------------------------------------------------------------
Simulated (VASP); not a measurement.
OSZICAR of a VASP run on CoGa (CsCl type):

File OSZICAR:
------------------------------------------------------------

■ Assigned task
Each entry must be printed again exactly as given.

■ Task answer
Simulated (VASP); not a measurement.
OSZICAR of a VASP run on CoGa (CsCl type):

File OSZICAR:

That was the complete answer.